### Work request
How do the records below read from their first line through the line containing "[C5H4BN2O]-, charge -1"? Write those lines out exactly.

*** Begin section ***

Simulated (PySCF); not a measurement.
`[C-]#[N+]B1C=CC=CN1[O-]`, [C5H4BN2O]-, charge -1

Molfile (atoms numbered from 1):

*** End section ***

### Response
Simulated (PySCF); not a measurement.
`[C-]#[N+]B1C=CC=CN1[O-]`, [C5H4BN2O]-, charge -1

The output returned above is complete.